■ **ACTIVITY**
Extract the full listing below without altering a single character.

═══ RECORDED INFORMATION ═══
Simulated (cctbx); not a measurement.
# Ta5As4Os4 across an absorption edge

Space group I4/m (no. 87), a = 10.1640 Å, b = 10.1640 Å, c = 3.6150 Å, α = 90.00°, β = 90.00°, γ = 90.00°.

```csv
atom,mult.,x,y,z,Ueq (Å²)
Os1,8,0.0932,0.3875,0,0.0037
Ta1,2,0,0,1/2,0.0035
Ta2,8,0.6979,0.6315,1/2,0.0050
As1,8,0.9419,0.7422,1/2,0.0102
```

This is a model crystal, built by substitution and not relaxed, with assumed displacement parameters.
═══

■ **YOUR RESPONSE**
Simulated (cctbx); not a measurement.
# Ta5As4Os4 across an absorption edge

Space group I4/m (no. 87), a = 10.1640 Å, b = 10.1640 Å, c = 3.6150 Å, α = 90.00°, β = 90.00°, γ = 90.00°.

```csv
atom,mult.,x,y,z,Ueq (Å²)
Os1,8,0.0932,0.3875,0,0.0037
Ta1,2,0,0,1/2,0.0035
Ta2,8,0.6979,0.6315,1/2,0.0050
As1,8,0.9419,0.7422,1/2,0.0102
```

This is a model crystal, built by substitution and not relaxed, with assumed displacement parameters.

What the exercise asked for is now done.